- - -

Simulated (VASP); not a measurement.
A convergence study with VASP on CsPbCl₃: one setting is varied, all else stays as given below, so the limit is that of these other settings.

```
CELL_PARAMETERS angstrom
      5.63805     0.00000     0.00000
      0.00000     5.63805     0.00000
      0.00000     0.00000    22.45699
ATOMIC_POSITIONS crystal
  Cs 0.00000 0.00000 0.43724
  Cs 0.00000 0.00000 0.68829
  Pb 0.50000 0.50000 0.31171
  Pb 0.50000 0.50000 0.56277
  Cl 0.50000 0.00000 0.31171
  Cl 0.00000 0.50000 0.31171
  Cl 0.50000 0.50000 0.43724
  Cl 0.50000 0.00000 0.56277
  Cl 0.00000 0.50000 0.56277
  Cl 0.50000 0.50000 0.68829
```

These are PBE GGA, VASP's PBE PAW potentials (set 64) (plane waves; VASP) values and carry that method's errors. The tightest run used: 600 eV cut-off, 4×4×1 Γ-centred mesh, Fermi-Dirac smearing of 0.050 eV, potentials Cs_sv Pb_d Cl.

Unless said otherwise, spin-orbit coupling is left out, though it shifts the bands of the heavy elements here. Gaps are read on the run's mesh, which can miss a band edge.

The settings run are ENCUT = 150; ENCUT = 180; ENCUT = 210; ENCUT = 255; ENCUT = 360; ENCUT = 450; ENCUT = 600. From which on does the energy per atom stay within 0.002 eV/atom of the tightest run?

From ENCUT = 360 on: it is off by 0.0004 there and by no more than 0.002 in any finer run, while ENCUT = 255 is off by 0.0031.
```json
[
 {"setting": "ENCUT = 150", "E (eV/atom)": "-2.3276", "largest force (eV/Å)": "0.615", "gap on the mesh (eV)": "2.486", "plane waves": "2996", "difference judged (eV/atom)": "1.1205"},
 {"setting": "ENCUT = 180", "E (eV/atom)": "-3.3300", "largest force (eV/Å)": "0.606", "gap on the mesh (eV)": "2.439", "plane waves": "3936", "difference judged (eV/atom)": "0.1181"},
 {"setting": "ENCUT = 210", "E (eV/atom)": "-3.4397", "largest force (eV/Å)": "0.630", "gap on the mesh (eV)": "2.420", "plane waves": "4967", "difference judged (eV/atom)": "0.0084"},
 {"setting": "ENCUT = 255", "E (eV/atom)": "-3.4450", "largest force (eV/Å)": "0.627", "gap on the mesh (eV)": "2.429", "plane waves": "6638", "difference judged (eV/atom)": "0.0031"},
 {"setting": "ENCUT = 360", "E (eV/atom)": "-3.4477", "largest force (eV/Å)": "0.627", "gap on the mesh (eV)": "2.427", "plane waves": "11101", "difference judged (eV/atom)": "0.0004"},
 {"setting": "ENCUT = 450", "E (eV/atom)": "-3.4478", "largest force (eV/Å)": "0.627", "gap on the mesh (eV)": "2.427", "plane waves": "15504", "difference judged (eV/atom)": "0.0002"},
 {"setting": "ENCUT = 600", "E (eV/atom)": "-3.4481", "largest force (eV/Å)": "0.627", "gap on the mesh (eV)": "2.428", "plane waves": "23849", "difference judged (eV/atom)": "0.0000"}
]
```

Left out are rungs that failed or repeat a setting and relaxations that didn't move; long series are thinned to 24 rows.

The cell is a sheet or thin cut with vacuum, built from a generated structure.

- - -

** ASSIGNMENT **
Only the lines above from the line with "These are PBE" to the line with "The settings run", those two lines included, should be reproduced exactly.

** EXERCISE SOLUTION **
These are PBE GGA, VASP's PBE PAW potentials (set 64) (plane waves; VASP) values and carry that method's errors. The tightest run used: 600 eV cut-off, 4×4×1 Γ-centred mesh, Fermi-Dirac smearing of 0.050 eV, potentials Cs_sv Pb_d Cl.

Unless said otherwise, spin-orbit coupling is left out, though it shifts the bands of the heavy elements here. Gaps are read on the run's mesh, which can miss a band edge.

The settings run are ENCUT = 150; ENCUT = 180; ENCUT = 210; ENCUT = 255; ENCUT = 360; ENCUT = 450; ENCUT = 600. From which on does the energy per atom stay within 0.002 eV/atom of the tightest run?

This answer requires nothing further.